◆ Available data
■ ■ ■ ■

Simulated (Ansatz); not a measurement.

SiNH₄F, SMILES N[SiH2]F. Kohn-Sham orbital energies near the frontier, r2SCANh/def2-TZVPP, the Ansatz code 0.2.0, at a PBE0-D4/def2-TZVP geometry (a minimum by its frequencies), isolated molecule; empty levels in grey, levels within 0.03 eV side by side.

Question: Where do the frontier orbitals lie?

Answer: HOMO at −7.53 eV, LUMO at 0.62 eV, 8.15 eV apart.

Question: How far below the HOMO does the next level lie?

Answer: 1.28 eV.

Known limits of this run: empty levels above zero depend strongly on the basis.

■ ■ ■ ■

◆ Work item
Please return every line from the first one in the records above down to the line containing "Answer: 1.28 eV.", including both, exactly as written and nothing more.

◆ Expected answer
Simulated (Ansatz); not a measurement.

SiNH₄F, SMILES N[SiH2]F. Kohn-Sham orbital energies near the frontier, r2SCANh/def2-TZVPP, the Ansatz code 0.2.0, at a PBE0-D4/def2-TZVP geometry (a minimum by its frequencies), isolated molecule; empty levels in grey, levels within 0.03 eV side by side.

Question: Where do the frontier orbitals lie?

Answer: HOMO at −7.53 eV, LUMO at 0.62 eV, 8.15 eV apart.

Question: How far below the HOMO does the next level lie?

Answer: 1.28 eV.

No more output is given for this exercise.